● Work item: Your answer should consist solely of the lines from the first line of the data through the line with "What strain does to SrO (Fm-3m)", each reproduced exactly.

● Extracted data:
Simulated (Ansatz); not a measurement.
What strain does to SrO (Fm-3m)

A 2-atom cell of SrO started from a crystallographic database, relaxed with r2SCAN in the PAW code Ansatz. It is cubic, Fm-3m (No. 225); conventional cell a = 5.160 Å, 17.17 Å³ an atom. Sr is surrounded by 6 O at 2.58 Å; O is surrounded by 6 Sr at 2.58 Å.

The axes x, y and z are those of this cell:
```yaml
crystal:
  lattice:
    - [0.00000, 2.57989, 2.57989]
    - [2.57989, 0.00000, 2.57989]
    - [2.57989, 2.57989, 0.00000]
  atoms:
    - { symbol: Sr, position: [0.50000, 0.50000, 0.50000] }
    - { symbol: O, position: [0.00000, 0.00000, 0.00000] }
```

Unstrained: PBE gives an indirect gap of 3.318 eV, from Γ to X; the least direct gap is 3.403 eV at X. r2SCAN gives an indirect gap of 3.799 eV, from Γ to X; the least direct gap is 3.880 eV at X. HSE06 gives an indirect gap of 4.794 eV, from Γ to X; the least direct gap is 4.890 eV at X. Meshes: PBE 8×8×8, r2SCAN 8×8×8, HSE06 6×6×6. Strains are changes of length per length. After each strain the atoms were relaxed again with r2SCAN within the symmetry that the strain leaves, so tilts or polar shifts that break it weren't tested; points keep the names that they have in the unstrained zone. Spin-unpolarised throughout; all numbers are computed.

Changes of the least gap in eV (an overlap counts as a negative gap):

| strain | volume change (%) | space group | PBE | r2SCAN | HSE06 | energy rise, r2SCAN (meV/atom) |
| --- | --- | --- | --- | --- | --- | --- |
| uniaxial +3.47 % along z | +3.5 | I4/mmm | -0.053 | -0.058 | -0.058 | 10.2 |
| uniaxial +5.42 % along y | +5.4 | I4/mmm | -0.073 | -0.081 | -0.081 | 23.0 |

● Solution:
Simulated (Ansatz); not a measurement.
What strain does to SrO (Fm-3m)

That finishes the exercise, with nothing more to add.